▸ GIVEN INFORMATION:
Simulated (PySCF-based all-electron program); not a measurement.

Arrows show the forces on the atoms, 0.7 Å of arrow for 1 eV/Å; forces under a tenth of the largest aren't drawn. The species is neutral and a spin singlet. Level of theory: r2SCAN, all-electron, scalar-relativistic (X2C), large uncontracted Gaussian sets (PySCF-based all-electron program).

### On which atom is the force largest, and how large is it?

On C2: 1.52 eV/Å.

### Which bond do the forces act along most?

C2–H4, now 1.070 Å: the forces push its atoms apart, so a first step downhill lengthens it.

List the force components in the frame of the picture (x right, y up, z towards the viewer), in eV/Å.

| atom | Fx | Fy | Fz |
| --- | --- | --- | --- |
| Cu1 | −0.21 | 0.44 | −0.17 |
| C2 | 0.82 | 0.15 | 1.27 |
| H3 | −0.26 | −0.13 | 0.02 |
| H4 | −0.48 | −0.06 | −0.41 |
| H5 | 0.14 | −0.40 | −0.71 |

▸ ASSIGNMENT: Beginning with the first line and ending with the last, copy the material above exactly.

▸ WRITTEN SOLUTION:
Simulated (PySCF-based all-electron program); not a measurement.

Arrows show the forces on the atoms, 0.7 Å of arrow for 1 eV/Å; forces under a tenth of the largest aren't drawn. The species is neutral and a spin singlet. Level of theory: r2SCAN, all-electron, scalar-relativistic (X2C), large uncontracted Gaussian sets (PySCF-based all-electron program).

### On which atom is the force largest, and how large is it?

On C2: 1.52 eV/Å.

### Which bond do the forces act along most?

C2–H4, now 1.070 Å: the forces push its atoms apart, so a first step downhill lengthens it.

List the force components in the frame of the picture (x right, y up, z towards the viewer), in eV/Å.

| atom | Fx | Fy | Fz |
| --- | --- | --- | --- |
| Cu1 | −0.21 | 0.44 | −0.17 |
| C2 | 0.82 | 0.15 | 1.27 |
| H3 | −0.26 | −0.13 | 0.02 |
| H4 | −0.48 | −0.06 | −0.41 |
| H5 | 0.14 | −0.40 | −0.71 |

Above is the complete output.